-- Opening Marker --
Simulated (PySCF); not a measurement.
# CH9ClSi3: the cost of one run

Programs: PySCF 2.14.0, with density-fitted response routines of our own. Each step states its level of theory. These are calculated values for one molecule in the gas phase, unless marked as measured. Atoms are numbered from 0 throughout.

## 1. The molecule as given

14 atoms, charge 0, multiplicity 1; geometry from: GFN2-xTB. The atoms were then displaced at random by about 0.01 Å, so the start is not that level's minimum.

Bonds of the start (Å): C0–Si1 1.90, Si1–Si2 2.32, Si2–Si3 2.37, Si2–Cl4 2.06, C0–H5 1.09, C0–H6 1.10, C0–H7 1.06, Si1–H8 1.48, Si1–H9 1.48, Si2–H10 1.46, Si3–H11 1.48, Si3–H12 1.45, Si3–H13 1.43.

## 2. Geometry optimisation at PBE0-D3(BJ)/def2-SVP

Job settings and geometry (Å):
-- Closing Marker --

* [Work request]
Take the first line of the material above as the start and the line that contains "14 atoms, charge" as the end. Output only that span, every line exactly as it stands.

* [Task output]
Simulated (PySCF); not a measurement.
# CH9ClSi3: the cost of one run

Programs: PySCF 2.14.0, with density-fitted response routines of our own. Each step states its level of theory. These are calculated values for one molecule in the gas phase, unless marked as measured. Atoms are numbered from 0 throughout.

## 1. The molecule as given

14 atoms, charge 0, multiplicity 1; geometry from: GFN2-xTB. The atoms were then displaced at random by about 0.01 Å, so the start is not that level's minimum.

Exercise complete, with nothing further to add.